Task item: In full and without changes, output the data.

----------
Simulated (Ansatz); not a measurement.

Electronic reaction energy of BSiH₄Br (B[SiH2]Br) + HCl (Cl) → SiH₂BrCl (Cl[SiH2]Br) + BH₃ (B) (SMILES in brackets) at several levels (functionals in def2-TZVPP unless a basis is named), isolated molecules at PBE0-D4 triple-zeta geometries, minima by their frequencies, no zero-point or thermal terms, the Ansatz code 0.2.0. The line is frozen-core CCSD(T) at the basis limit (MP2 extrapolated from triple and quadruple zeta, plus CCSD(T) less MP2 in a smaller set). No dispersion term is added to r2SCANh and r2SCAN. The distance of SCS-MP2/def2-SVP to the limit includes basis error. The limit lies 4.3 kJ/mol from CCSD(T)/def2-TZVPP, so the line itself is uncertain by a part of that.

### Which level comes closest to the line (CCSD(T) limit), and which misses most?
----------

Solution:
Simulated (Ansatz); not a measurement.

Electronic reaction energy of BSiH₄Br (B[SiH2]Br) + HCl (Cl) → SiH₂BrCl (Cl[SiH2]Br) + BH₃ (B) (SMILES in brackets) at several levels (functionals in def2-TZVPP unless a basis is named), isolated molecules at PBE0-D4 triple-zeta geometries, minima by their frequencies, no zero-point or thermal terms, the Ansatz code 0.2.0. The line is frozen-core CCSD(T) at the basis limit (MP2 extrapolated from triple and quadruple zeta, plus CCSD(T) less MP2 in a smaller set). No dispersion term is added to r2SCANh and r2SCAN. The distance of SCS-MP2/def2-SVP to the limit includes basis error. The limit lies 4.3 kJ/mol from CCSD(T)/def2-TZVPP, so the line itself is uncertain by a part of that.

### Which level comes closest to the line (CCSD(T) limit), and which misses most?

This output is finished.